•••
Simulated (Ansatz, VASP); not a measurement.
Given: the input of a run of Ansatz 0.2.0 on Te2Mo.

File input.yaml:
•••

Activity: The records shown earlier should all be returned verbatim.

Answer space:
Simulated (Ansatz, VASP); not a measurement.
Given: the input of a run of Ansatz 0.2.0 on Te2Mo.

File input.yaml:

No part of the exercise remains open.